= = = = = = =
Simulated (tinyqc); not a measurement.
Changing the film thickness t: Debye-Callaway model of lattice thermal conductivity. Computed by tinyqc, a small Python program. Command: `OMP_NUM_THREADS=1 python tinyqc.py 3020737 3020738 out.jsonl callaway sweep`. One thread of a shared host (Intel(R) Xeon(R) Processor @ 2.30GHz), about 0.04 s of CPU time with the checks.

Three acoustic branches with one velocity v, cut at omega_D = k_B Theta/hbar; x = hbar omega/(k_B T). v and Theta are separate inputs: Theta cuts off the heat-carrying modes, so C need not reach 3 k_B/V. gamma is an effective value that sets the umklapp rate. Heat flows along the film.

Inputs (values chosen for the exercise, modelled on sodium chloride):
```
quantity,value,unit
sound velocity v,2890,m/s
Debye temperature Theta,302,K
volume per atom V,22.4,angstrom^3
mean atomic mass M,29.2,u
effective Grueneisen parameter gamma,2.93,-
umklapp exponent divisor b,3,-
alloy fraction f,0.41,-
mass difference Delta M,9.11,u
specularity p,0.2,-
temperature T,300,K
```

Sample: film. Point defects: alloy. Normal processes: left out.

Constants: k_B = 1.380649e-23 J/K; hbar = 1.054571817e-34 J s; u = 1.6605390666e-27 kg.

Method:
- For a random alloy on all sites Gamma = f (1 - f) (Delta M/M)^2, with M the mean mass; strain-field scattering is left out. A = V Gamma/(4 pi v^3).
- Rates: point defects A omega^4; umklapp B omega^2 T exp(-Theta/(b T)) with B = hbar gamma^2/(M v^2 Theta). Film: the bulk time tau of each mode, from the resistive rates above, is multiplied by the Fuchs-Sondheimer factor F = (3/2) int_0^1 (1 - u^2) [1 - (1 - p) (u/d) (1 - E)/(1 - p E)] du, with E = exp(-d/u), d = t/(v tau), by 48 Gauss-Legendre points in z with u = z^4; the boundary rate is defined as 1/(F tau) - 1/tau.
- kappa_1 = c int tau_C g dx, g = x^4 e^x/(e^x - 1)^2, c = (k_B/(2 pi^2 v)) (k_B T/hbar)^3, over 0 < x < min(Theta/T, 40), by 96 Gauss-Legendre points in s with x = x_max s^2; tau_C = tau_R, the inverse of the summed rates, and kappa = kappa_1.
= = = = = = =

## Work request:
Word for word, quote the lines of the material from the first line through the line with "- For a random", both ends included.

## Written reply:
Simulated (tinyqc); not a measurement.
Changing the film thickness t: Debye-Callaway model of lattice thermal conductivity. Computed by tinyqc, a small Python program. Command: `OMP_NUM_THREADS=1 python tinyqc.py 3020737 3020738 out.jsonl callaway sweep`. One thread of a shared host (Intel(R) Xeon(R) Processor @ 2.30GHz), about 0.04 s of CPU time with the checks.

Three acoustic branches with one velocity v, cut at omega_D = k_B Theta/hbar; x = hbar omega/(k_B T). v and Theta are separate inputs: Theta cuts off the heat-carrying modes, so C need not reach 3 k_B/V. gamma is an effective value that sets the umklapp rate. Heat flows along the film.

Inputs (values chosen for the exercise, modelled on sodium chloride):
```
quantity,value,unit
sound velocity v,2890,m/s
Debye temperature Theta,302,K
volume per atom V,22.4,angstrom^3
mean atomic mass M,29.2,u
effective Grueneisen parameter gamma,2.93,-
umklapp exponent divisor b,3,-
alloy fraction f,0.41,-
mass difference Delta M,9.11,u
specularity p,0.2,-
temperature T,300,K
```

Sample: film. Point defects: alloy. Normal processes: left out.

Constants: k_B = 1.380649e-23 J/K; hbar = 1.054571817e-34 J s; u = 1.6605390666e-27 kg.

Method:
- For a random alloy on all sites Gamma = f (1 - f) (Delta M/M)^2, with M the mean mass; strain-field scattering is left out. A = V Gamma/(4 pi v^3).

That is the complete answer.